★ ★ ★ ★ ★

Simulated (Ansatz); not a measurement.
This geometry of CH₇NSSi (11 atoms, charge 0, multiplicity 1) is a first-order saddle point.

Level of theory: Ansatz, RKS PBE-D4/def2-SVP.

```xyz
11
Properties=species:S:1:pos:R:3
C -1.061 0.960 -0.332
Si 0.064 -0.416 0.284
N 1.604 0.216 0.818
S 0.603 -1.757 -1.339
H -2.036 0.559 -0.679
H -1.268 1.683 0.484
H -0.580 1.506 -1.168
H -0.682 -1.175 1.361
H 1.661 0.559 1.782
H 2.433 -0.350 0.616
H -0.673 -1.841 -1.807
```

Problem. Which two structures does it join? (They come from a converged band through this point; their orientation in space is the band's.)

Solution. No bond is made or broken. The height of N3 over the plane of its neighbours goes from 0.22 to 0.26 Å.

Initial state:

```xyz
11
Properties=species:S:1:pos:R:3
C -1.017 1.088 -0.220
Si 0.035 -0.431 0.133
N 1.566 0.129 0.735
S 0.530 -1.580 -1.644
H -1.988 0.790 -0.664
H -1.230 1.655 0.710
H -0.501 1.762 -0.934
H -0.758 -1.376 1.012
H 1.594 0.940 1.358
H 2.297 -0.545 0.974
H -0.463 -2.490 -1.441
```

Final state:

★ ★ ★ ★ ★

Work item – Retype the entries above exactly, but only from the line containing "Level of theory: Ansatz, RKS PBE-D4/def2-SVP." through the line containing "Problem. Which two", both included.

Written reply –
Level of theory: Ansatz, RKS PBE-D4/def2-SVP.

```xyz
11
Properties=species:S:1:pos:R:3
C -1.061 0.960 -0.332
Si 0.064 -0.416 0.284
N 1.604 0.216 0.818
S 0.603 -1.757 -1.339
H -2.036 0.559 -0.679
H -1.268 1.683 0.484
H -0.580 1.506 -1.168
H -0.682 -1.175 1.361
H 1.661 0.559 1.782
H 2.433 -0.350 0.616
H -0.673 -1.841 -1.807
```

Problem. Which two structures does it join? (They come from a converged band through this point; their orientation in space is the band's.)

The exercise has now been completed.